————————

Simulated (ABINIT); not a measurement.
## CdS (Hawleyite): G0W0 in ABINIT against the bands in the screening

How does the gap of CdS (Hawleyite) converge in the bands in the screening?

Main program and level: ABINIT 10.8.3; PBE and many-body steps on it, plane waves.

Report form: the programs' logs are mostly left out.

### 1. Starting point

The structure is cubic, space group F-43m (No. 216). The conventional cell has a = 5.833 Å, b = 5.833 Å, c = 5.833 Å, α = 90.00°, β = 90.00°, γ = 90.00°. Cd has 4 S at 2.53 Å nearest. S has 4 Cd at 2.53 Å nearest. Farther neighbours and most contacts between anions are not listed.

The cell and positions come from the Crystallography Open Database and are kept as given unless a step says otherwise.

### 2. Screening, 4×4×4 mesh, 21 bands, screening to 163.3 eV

————————

**REQUIREMENT:**
Line by line, please copy the listing exactly.

**WRITTEN SOLUTION:**
Simulated (ABINIT); not a measurement.
## CdS (Hawleyite): G0W0 in ABINIT against the bands in the screening

How does the gap of CdS (Hawleyite) converge in the bands in the screening?

Main program and level: ABINIT 10.8.3; PBE and many-body steps on it, plane waves.

Report form: the programs' logs are mostly left out.

### 1. Starting point

The structure is cubic, space group F-43m (No. 216). The conventional cell has a = 5.833 Å, b = 5.833 Å, c = 5.833 Å, α = 90.00°, β = 90.00°, γ = 90.00°. Cd has 4 S at 2.53 Å nearest. S has 4 Cd at 2.53 Å nearest. Farther neighbours and most contacts between anions are not listed.

The cell and positions come from the Crystallography Open Database and are kept as given unless a step says otherwise.

### 2. Screening, 4×4×4 mesh, 21 bands, screening to 163.3 eV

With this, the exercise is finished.